• Information shown:
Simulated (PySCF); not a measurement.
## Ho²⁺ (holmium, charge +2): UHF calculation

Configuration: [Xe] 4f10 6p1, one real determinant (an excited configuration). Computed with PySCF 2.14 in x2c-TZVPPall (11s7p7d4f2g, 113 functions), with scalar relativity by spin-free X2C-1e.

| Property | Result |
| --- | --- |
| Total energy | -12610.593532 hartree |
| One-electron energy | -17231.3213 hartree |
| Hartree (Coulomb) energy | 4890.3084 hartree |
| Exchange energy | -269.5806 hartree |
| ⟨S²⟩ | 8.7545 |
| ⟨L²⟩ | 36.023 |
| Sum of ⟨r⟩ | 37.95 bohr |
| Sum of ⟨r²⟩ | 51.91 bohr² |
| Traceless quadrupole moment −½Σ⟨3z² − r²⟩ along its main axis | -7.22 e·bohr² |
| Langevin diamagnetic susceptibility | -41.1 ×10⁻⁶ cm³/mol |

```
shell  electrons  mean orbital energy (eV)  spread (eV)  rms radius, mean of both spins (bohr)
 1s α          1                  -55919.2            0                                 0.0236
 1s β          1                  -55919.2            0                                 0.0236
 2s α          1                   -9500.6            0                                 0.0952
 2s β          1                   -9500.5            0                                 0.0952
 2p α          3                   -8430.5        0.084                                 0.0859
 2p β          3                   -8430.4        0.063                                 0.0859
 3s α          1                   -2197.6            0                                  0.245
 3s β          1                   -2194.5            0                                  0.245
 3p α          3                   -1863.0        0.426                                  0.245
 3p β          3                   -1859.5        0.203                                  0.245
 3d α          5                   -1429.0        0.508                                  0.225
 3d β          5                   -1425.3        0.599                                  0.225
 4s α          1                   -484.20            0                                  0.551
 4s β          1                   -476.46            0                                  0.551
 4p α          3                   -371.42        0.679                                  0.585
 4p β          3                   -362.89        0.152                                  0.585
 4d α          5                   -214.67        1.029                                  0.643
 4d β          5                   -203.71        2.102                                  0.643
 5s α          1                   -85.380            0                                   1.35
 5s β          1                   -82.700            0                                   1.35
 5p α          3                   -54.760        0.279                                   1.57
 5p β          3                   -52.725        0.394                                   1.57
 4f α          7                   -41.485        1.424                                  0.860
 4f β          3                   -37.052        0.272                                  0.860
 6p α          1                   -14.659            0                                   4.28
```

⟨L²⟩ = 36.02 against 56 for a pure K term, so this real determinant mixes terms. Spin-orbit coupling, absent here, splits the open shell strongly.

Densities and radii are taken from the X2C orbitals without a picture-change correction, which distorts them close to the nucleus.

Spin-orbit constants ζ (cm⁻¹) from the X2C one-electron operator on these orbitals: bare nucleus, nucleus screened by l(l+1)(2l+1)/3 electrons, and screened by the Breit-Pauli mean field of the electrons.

• Action item: From the records above, copy out the line with "Property | Result |", the line with "51.91 bohr² |", and every line between them, word for word.

• Your response:
| Property | Result |
| --- | --- |
| Total energy | -12610.593532 hartree |
| One-electron energy | -17231.3213 hartree |
| Hartree (Coulomb) energy | 4890.3084 hartree |
| Exchange energy | -269.5806 hartree |
| ⟨S²⟩ | 8.7545 |
| ⟨L²⟩ | 36.023 |
| Sum of ⟨r⟩ | 37.95 bohr |
| Sum of ⟨r²⟩ | 51.91 bohr² |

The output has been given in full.